▸ **Assignment**: Going down the listing below, print exactly each line from the one with "Outer shells as" up to and including the one with "row for 2p1/2.", and skip the rest.

┌──

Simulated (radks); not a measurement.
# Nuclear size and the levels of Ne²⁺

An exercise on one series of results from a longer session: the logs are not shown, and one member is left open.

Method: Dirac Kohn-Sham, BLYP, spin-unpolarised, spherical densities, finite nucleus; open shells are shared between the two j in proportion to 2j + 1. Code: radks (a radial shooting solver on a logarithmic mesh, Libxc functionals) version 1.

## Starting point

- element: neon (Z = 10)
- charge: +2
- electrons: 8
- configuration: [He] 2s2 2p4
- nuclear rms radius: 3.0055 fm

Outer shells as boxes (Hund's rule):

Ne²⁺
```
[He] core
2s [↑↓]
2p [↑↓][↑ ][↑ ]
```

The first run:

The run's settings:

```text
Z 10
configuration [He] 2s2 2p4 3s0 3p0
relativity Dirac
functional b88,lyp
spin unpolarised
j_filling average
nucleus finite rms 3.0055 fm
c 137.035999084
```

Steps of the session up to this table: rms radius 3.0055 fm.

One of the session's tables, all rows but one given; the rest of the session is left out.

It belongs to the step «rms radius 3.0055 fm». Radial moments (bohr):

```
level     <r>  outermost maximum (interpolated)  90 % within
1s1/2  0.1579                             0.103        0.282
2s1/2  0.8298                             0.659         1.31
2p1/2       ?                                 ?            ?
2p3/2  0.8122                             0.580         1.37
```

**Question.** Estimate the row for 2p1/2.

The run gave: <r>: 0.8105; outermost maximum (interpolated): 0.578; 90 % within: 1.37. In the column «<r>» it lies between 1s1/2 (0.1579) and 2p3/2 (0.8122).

└──

▸ **Answer space**:
Outer shells as boxes (Hund's rule):

Ne²⁺
```
[He] core
2s [↑↓]
2p [↑↓][↑ ][↑ ]
```

The first run:

The run's settings:

```text
Z 10
configuration [He] 2s2 2p4 3s0 3p0
relativity Dirac
functional b88,lyp
spin unpolarised
j_filling average
nucleus finite rms 3.0055 fm
c 137.035999084
```

Steps of the session up to this table: rms radius 3.0055 fm.

One of the session's tables, all rows but one given; the rest of the session is left out.

It belongs to the step «rms radius 3.0055 fm». Radial moments (bohr):

```
level     <r>  outermost maximum (interpolated)  90 % within
1s1/2  0.1579                             0.103        0.282
2s1/2  0.8298                             0.659         1.31
2p1/2       ?                                 ?            ?
2p3/2  0.8122                             0.580         1.37
```

**Question.** Estimate the row for 2p1/2.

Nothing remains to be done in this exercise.